» INFORMATION PROVIDED
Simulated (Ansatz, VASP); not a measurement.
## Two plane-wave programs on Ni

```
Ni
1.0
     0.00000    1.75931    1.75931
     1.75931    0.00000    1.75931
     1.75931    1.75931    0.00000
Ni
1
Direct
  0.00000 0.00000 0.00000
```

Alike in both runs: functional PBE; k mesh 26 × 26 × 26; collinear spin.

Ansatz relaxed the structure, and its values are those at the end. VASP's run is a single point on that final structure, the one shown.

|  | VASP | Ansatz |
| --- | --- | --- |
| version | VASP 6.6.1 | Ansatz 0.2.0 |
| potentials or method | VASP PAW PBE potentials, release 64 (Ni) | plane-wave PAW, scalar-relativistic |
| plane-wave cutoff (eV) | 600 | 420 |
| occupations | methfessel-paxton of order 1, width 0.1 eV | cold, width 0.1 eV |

» REQUIRED ACTION
The answer should consist of every entry, repeated word for word.

» WRITTEN SOLUTION
Simulated (Ansatz, VASP); not a measurement.
## Two plane-wave programs on Ni

```
Ni
1.0
     0.00000    1.75931    1.75931
     1.75931    0.00000    1.75931
     1.75931    1.75931    0.00000
Ni
1
Direct
  0.00000 0.00000 0.00000
```

Alike in both runs: functional PBE; k mesh 26 × 26 × 26; collinear spin.

Ansatz relaxed the structure, and its values are those at the end. VASP's run is a single point on that final structure, the one shown.

|  | VASP | Ansatz |
| --- | --- | --- |
| version | VASP 6.6.1 | Ansatz 0.2.0 |
| potentials or method | VASP PAW PBE potentials, release 64 (Ni) | plane-wave PAW, scalar-relativistic |
| plane-wave cutoff (eV) | 600 | 420 |
| occupations | methfessel-paxton of order 1, width 0.1 eV | cold, width 0.1 eV |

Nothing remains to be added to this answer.